=== Extracted entries ===
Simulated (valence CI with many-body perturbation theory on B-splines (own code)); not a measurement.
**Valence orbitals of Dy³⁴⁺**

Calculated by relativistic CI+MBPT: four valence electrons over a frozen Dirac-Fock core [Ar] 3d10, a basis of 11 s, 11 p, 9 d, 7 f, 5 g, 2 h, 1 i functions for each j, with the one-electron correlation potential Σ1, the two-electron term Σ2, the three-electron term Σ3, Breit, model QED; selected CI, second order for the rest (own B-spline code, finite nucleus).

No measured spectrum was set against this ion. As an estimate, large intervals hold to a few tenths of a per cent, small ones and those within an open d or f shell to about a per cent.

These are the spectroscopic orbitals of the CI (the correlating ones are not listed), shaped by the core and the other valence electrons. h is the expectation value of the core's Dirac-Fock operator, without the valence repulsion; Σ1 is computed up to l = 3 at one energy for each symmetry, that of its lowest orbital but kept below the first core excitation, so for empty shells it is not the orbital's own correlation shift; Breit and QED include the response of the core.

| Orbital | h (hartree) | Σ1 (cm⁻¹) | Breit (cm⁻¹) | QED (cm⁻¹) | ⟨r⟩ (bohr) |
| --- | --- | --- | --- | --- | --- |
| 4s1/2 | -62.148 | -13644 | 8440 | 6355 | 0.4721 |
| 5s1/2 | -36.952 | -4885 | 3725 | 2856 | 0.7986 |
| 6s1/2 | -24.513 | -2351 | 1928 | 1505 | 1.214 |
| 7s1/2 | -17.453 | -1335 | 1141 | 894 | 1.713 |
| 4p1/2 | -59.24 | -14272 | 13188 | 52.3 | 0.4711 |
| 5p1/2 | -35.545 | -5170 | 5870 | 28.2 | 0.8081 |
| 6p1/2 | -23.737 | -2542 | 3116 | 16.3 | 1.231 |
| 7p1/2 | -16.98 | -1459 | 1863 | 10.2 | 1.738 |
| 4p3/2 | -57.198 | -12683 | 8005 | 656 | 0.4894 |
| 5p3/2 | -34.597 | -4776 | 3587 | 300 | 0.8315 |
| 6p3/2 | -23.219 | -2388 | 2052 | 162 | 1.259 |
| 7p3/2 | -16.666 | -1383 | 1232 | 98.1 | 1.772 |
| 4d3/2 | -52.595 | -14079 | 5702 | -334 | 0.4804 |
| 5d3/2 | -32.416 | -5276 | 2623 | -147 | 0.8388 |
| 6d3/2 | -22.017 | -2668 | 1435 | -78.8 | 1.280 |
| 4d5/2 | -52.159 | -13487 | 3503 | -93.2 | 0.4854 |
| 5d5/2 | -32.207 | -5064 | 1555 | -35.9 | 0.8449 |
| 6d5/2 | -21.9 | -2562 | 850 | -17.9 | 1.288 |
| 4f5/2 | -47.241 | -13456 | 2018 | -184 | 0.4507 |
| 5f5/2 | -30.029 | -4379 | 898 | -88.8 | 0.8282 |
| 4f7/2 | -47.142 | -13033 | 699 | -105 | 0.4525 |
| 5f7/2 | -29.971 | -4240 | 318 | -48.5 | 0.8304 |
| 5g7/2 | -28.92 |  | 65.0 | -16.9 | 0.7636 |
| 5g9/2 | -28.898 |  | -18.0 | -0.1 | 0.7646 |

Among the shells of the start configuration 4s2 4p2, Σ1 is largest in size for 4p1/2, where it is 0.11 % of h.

=== Assignment ===
A word-for-word copy of the entries, from the first line through the line containing "No measured spectrum", is the whole answer.

=== Task answer ===
Simulated (valence CI with many-body perturbation theory on B-splines (own code)); not a measurement.
**Valence orbitals of Dy³⁴⁺**

Calculated by relativistic CI+MBPT: four valence electrons over a frozen Dirac-Fock core [Ar] 3d10, a basis of 11 s, 11 p, 9 d, 7 f, 5 g, 2 h, 1 i functions for each j, with the one-electron correlation potential Σ1, the two-electron term Σ2, the three-electron term Σ3, Breit, model QED; selected CI, second order for the rest (own B-spline code, finite nucleus).

No measured spectrum was set against this ion. As an estimate, large intervals hold to a few tenths of a per cent, small ones and those within an open d or f shell to about a per cent.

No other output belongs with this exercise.